= Task item =
A verbatim reproduction of every entry is the expected answer.

___ Given entries

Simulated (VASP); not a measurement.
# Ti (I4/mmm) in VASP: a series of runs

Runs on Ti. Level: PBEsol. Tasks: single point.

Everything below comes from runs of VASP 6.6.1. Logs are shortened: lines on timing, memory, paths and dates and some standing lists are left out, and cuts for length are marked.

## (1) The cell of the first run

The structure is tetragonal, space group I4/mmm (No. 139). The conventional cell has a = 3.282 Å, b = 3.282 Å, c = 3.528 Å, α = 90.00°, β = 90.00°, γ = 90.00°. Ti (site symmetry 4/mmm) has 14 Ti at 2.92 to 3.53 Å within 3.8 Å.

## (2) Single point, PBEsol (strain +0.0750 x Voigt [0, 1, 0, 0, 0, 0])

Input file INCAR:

______

= Expected answer =
Simulated (VASP); not a measurement.
# Ti (I4/mmm) in VASP: a series of runs

Runs on Ti. Level: PBEsol. Tasks: single point.

Everything below comes from runs of VASP 6.6.1. Logs are shortened: lines on timing, memory, paths and dates and some standing lists are left out, and cuts for length are marked.

## (1) The cell of the first run

The structure is tetragonal, space group I4/mmm (No. 139). The conventional cell has a = 3.282 Å, b = 3.282 Å, c = 3.528 Å, α = 90.00°, β = 90.00°, γ = 90.00°. Ti (site symmetry 4/mmm) has 14 Ti at 2.92 to 3.53 Å within 3.8 Å.

## (2) Single point, PBEsol (strain +0.0750 x Voigt [0, 1, 0, 0, 0, 0])

Input file INCAR:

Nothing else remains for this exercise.